WORK TASK: Every line from the start of the listing below through the line that contains "A: n̄ = 2.250, ȳ" is to be reproduced word for word.

***** MATERIAL SHOWN *****

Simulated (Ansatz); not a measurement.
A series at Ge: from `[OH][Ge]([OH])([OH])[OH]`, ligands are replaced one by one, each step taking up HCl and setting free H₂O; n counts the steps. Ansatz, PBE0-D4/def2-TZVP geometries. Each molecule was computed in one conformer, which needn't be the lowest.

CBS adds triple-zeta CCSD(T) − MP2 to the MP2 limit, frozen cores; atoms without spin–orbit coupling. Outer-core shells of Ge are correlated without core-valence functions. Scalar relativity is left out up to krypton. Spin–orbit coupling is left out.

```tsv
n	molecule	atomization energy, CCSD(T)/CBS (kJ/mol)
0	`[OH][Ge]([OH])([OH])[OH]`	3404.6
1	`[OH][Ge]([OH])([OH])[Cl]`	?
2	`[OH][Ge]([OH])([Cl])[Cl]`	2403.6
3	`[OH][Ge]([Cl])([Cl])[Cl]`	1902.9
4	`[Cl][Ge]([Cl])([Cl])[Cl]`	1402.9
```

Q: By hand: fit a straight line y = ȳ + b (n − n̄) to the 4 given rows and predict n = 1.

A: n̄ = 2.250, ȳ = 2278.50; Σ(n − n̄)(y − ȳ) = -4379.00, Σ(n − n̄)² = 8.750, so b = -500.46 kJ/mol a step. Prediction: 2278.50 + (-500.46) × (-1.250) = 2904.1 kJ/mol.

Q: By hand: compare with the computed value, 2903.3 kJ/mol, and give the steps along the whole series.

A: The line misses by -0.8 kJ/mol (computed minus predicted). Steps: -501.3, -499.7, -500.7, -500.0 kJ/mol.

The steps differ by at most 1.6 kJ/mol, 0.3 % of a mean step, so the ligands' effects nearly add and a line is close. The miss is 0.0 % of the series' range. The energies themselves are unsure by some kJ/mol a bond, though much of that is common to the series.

*****

RESPONSE BOX:
Simulated (Ansatz); not a measurement.
A series at Ge: from `[OH][Ge]([OH])([OH])[OH]`, ligands are replaced one by one, each step taking up HCl and setting free H₂O; n counts the steps. Ansatz, PBE0-D4/def2-TZVP geometries. Each molecule was computed in one conformer, which needn't be the lowest.

CBS adds triple-zeta CCSD(T) − MP2 to the MP2 limit, frozen cores; atoms without spin–orbit coupling. Outer-core shells of Ge are correlated without core-valence functions. Scalar relativity is left out up to krypton. Spin–orbit coupling is left out.

```tsv
n	molecule	atomization energy, CCSD(T)/CBS (kJ/mol)
0	`[OH][Ge]([OH])([OH])[OH]`	3404.6
1	`[OH][Ge]([OH])([OH])[Cl]`	?
2	`[OH][Ge]([OH])([Cl])[Cl]`	2403.6
3	`[OH][Ge]([Cl])([Cl])[Cl]`	1902.9
4	`[Cl][Ge]([Cl])([Cl])[Cl]`	1402.9
```

Q: By hand: fit a straight line y = ȳ + b (n − n̄) to the 4 given rows and predict n = 1.

A: n̄ = 2.250, ȳ = 2278.50; Σ(n − n̄)(y − ȳ) = -4379.00, Σ(n − n̄)² = 8.750, so b = -500.46 kJ/mol a step. Prediction: 2278.50 + (-500.46) × (-1.250) = 2904.1 kJ/mol.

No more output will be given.